■ ■ ■

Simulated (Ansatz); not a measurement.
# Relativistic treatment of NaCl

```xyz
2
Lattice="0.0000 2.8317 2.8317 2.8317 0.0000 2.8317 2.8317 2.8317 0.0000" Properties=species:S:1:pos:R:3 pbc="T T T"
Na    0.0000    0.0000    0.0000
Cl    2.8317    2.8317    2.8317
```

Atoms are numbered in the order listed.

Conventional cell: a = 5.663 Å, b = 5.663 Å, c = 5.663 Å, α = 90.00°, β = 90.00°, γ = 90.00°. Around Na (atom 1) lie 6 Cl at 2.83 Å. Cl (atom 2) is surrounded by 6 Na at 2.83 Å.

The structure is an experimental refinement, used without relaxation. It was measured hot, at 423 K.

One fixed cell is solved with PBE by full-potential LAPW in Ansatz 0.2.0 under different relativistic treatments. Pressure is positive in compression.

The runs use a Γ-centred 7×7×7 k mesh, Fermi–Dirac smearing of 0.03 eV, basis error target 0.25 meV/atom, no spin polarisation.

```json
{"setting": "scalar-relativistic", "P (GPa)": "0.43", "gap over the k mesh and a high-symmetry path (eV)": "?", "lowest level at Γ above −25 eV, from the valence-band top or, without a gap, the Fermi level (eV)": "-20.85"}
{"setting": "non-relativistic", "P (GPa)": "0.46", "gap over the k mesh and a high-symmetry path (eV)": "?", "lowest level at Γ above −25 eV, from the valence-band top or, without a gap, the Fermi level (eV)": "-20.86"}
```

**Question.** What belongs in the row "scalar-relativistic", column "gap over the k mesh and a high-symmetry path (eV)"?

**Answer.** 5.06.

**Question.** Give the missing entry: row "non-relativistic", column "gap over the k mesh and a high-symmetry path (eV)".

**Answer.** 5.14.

■ ■ ■

* [ASSIGNED TASK] Would you return each line of the material above, unchanged, from the first one through the line where "Atoms are numbered in the order listed." appears?

* [WRITTEN ANSWER]
Simulated (Ansatz); not a measurement.
# Relativistic treatment of NaCl

```xyz
2
Lattice="0.0000 2.8317 2.8317 2.8317 0.0000 2.8317 2.8317 2.8317 0.0000" Properties=species:S:1:pos:R:3 pbc="T T T"
Na    0.0000    0.0000    0.0000
Cl    2.8317    2.8317    2.8317
```

Atoms are numbered in the order listed.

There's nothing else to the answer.